### Provided information ###

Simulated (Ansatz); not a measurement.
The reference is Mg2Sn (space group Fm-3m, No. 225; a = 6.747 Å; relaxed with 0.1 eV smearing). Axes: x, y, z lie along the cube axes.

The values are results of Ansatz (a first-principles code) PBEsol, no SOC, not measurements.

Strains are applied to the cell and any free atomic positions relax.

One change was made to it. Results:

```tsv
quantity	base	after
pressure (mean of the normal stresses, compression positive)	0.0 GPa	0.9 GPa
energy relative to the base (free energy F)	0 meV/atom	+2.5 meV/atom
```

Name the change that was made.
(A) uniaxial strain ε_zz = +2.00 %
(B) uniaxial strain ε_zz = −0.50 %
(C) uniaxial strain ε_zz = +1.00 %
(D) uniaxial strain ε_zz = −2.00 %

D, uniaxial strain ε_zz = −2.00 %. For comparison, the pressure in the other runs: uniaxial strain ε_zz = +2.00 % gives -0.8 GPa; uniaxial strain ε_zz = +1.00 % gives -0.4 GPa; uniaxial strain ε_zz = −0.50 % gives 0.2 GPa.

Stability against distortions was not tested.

###

▶ Task item
Begin at the top of the records above and quote each line exactly, ending with the line that contains "(D) uniaxial strain ε_zz = −2.00 %".

▶ Task answer
Simulated (Ansatz); not a measurement.
The reference is Mg2Sn (space group Fm-3m, No. 225; a = 6.747 Å; relaxed with 0.1 eV smearing). Axes: x, y, z lie along the cube axes.

The values are results of Ansatz (a first-principles code) PBEsol, no SOC, not measurements.

Strains are applied to the cell and any free atomic positions relax.

One change was made to it. Results:

```tsv
quantity	base	after
pressure (mean of the normal stresses, compression positive)	0.0 GPa	0.9 GPa
energy relative to the base (free energy F)	0 meV/atom	+2.5 meV/atom
```

Name the change that was made.
(A) uniaxial strain ε_zz = +2.00 %
(B) uniaxial strain ε_zz = −0.50 %
(C) uniaxial strain ε_zz = +1.00 %
(D) uniaxial strain ε_zz = −2.00 %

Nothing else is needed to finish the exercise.